- ASSIGNMENT -
Give back exactly the lines from the start of the listing to the line containing "The calculation used", inclusive, and nothing beyond them.

------------------------------------

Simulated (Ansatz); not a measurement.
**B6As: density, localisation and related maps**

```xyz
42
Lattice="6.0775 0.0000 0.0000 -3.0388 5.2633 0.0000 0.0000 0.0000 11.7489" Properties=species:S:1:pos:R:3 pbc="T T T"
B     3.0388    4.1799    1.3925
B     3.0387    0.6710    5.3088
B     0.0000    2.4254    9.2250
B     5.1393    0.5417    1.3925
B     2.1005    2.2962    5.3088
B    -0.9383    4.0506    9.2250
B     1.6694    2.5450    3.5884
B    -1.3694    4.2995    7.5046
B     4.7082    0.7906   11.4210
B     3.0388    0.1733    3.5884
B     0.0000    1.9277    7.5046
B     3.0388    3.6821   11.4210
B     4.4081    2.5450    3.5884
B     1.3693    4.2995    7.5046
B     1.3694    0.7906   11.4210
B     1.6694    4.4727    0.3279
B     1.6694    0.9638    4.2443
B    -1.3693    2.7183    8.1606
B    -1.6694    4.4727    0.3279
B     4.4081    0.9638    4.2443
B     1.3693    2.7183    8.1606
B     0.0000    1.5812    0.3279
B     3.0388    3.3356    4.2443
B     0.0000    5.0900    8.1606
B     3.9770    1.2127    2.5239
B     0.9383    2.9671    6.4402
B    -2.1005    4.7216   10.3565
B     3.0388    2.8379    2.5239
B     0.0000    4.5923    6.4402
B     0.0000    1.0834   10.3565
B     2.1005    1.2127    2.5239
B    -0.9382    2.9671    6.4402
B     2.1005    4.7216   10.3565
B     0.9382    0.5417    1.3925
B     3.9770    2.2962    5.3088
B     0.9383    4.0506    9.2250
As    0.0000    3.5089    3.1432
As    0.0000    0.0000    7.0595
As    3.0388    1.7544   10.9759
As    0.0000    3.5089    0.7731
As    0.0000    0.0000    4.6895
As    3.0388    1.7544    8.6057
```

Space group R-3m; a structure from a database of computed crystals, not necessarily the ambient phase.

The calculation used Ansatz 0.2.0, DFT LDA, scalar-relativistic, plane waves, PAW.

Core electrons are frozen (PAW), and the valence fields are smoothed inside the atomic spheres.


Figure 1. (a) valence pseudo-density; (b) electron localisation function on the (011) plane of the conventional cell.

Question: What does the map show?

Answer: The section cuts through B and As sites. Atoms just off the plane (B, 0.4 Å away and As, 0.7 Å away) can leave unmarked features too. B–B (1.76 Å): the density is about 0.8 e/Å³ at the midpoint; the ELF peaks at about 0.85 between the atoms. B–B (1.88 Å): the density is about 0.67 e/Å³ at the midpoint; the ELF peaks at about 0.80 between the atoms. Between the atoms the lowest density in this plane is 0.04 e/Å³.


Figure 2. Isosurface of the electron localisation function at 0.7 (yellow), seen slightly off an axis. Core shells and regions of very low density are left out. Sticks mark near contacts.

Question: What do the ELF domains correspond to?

------------------------------------

- TASK ANSWER -
Simulated (Ansatz); not a measurement.
**B6As: density, localisation and related maps**

```xyz
42
Lattice="6.0775 0.0000 0.0000 -3.0388 5.2633 0.0000 0.0000 0.0000 11.7489" Properties=species:S:1:pos:R:3 pbc="T T T"
B     3.0388    4.1799    1.3925
B     3.0387    0.6710    5.3088
B     0.0000    2.4254    9.2250
B     5.1393    0.5417    1.3925
B     2.1005    2.2962    5.3088
B    -0.9383    4.0506    9.2250
B     1.6694    2.5450    3.5884
B    -1.3694    4.2995    7.5046
B     4.7082    0.7906   11.4210
B     3.0388    0.1733    3.5884
B     0.0000    1.9277    7.5046
B     3.0388    3.6821   11.4210
B     4.4081    2.5450    3.5884
B     1.3693    4.2995    7.5046
B     1.3694    0.7906   11.4210
B     1.6694    4.4727    0.3279
B     1.6694    0.9638    4.2443
B    -1.3693    2.7183    8.1606
B    -1.6694    4.4727    0.3279
B     4.4081    0.9638    4.2443
B     1.3693    2.7183    8.1606
B     0.0000    1.5812    0.3279
B     3.0388    3.3356    4.2443
B     0.0000    5.0900    8.1606
B     3.9770    1.2127    2.5239
B     0.9383    2.9671    6.4402
B    -2.1005    4.7216   10.3565
B     3.0388    2.8379    2.5239
B     0.0000    4.5923    6.4402
B     0.0000    1.0834   10.3565
B     2.1005    1.2127    2.5239
B    -0.9382    2.9671    6.4402
B     2.1005    4.7216   10.3565
B     0.9382    0.5417    1.3925
B     3.9770    2.2962    5.3088
B     0.9383    4.0506    9.2250
As    0.0000    3.5089    3.1432
As    0.0000    0.0000    7.0595
As    3.0388    1.7544   10.9759
As    0.0000    3.5089    0.7731
As    0.0000    0.0000    4.6895
As    3.0388    1.7544    8.6057
```

Space group R-3m; a structure from a database of computed crystals, not necessarily the ambient phase.

The calculation used Ansatz 0.2.0, DFT LDA, scalar-relativistic, plane waves, PAW.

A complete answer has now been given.